DATA RECORDS:
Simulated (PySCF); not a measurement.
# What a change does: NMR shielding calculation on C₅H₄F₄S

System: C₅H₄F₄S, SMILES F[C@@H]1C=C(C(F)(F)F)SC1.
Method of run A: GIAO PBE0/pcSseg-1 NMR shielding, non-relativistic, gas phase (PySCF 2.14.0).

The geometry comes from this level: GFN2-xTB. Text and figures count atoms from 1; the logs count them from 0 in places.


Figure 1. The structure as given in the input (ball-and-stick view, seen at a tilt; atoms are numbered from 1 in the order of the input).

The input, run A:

ASSIGNED TASK: The records must be given again in full, exactly as shown.

EXERCISE ANSWER:
Simulated (PySCF); not a measurement.
# What a change does: NMR shielding calculation on C₅H₄F₄S

System: C₅H₄F₄S, SMILES F[C@@H]1C=C(C(F)(F)F)SC1.
Method of run A: GIAO PBE0/pcSseg-1 NMR shielding, non-relativistic, gas phase (PySCF 2.14.0).

The geometry comes from this level: GFN2-xTB. Text and figures count atoms from 1; the logs count them from 0 in places.


Figure 1. The structure as given in the input (ball-and-stick view, seen at a tilt; atoms are numbered from 1 in the order of the input).

The input, run A:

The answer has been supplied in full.